▶ _Assignment_
Your output should consist of the data, copied exactly.

Supplied entries Start Marker
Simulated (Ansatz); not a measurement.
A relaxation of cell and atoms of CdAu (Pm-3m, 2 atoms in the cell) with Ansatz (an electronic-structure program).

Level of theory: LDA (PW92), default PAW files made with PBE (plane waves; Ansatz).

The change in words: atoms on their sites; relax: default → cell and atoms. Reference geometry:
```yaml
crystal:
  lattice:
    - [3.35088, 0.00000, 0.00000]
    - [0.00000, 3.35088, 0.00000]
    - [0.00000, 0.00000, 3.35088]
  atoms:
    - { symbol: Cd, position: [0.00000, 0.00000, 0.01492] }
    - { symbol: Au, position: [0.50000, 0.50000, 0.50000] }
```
Supplied entries End Marker

▶ _Exercise response_
Simulated (Ansatz); not a measurement.
A relaxation of cell and atoms of CdAu (Pm-3m, 2 atoms in the cell) with Ansatz (an electronic-structure program).

Level of theory: LDA (PW92), default PAW files made with PBE (plane waves; Ansatz).

The change in words: atoms on their sites; relax: default → cell and atoms. Reference geometry:
```yaml
crystal:
  lattice:
    - [3.35088, 0.00000, 0.00000]
    - [0.00000, 3.35088, 0.00000]
    - [0.00000, 0.00000, 3.35088]
  atoms:
    - { symbol: Cd, position: [0.00000, 0.00000, 0.01492] }
    - { symbol: Au, position: [0.50000, 0.50000, 0.50000] }
```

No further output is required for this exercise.